- [ACTIVITY]:
Please reproduce the entries below exactly, starting at the first line and ending with the line that holds "D. C[SiH2]C=O".

- [GIVEN ENTRIES]:
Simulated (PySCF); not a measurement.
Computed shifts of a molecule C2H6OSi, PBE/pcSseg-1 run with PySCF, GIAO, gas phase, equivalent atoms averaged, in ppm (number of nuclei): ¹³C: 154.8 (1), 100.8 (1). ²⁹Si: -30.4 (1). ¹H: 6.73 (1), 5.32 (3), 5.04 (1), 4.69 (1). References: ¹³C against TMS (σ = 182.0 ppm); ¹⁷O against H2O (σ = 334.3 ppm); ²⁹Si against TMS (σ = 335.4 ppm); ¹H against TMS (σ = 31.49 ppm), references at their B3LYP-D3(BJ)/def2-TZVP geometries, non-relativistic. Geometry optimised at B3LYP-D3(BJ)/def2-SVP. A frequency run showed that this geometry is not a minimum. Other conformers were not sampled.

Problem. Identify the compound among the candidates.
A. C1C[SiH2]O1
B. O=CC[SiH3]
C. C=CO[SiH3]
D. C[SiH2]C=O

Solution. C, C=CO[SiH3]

- [SOLUTION]:
Simulated (PySCF); not a measurement.
Computed shifts of a molecule C2H6OSi, PBE/pcSseg-1 run with PySCF, GIAO, gas phase, equivalent atoms averaged, in ppm (number of nuclei): ¹³C: 154.8 (1), 100.8 (1). ²⁹Si: -30.4 (1). ¹H: 6.73 (1), 5.32 (3), 5.04 (1), 4.69 (1). References: ¹³C against TMS (σ = 182.0 ppm); ¹⁷O against H2O (σ = 334.3 ppm); ²⁹Si against TMS (σ = 335.4 ppm); ¹H against TMS (σ = 31.49 ppm), references at their B3LYP-D3(BJ)/def2-TZVP geometries, non-relativistic. Geometry optimised at B3LYP-D3(BJ)/def2-SVP. A frequency run showed that this geometry is not a minimum. Other conformers were not sampled.

Problem. Identify the compound among the candidates.
A. C1C[SiH2]O1
B. O=CC[SiH3]
C. C=CO[SiH3]
D. C[SiH2]C=O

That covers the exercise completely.